| Assigned task |
Make a word-for-word copy of the entries below from their first line through the line with "Change from the", and add nothing.

| Given entries |
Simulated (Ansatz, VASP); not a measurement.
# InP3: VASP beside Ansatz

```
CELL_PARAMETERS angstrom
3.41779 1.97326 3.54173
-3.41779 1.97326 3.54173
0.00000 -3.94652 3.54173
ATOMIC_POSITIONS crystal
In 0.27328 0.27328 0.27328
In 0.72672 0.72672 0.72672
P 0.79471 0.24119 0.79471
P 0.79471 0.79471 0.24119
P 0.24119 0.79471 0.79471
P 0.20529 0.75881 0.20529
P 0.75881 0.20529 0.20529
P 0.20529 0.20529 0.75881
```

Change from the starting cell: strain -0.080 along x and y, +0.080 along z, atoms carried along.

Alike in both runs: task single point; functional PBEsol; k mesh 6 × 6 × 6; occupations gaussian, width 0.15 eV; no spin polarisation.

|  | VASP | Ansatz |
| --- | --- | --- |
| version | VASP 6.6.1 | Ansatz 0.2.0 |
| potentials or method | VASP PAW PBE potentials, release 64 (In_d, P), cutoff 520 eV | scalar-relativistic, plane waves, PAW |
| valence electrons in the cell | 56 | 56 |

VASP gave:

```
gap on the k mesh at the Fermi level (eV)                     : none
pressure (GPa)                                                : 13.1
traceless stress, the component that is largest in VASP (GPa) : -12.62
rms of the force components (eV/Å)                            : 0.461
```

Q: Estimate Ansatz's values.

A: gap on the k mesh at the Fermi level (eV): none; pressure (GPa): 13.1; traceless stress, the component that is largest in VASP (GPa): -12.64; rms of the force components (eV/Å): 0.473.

| Solution |
Simulated (Ansatz, VASP); not a measurement.
# InP3: VASP beside Ansatz

```
CELL_PARAMETERS angstrom
3.41779 1.97326 3.54173
-3.41779 1.97326 3.54173
0.00000 -3.94652 3.54173
ATOMIC_POSITIONS crystal
In 0.27328 0.27328 0.27328
In 0.72672 0.72672 0.72672
P 0.79471 0.24119 0.79471
P 0.79471 0.79471 0.24119
P 0.24119 0.79471 0.79471
P 0.20529 0.75881 0.20529
P 0.75881 0.20529 0.20529
P 0.20529 0.20529 0.75881
```

Change from the starting cell: strain -0.080 along x and y, +0.080 along z, atoms carried along.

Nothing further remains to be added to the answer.